◆ INPUT DATA
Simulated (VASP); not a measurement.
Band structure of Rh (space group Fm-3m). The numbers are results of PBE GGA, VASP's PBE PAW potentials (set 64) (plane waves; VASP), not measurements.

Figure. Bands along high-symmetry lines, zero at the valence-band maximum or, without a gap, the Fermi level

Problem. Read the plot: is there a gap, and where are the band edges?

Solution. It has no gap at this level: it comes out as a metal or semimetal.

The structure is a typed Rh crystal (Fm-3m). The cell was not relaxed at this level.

◆ ASSIGNMENT
From the records above, print only the lines between the one holding "Figure. Bands along" and the one holding "Solution. It has", inclusive, exactly as they stand.

◆ WRITTEN SOLUTION
Figure. Bands along high-symmetry lines, zero at the valence-band maximum or, without a gap, the Fermi level

Problem. Read the plot: is there a gap, and where are the band edges?

Solution. It has no gap at this level: it comes out as a metal or semimetal.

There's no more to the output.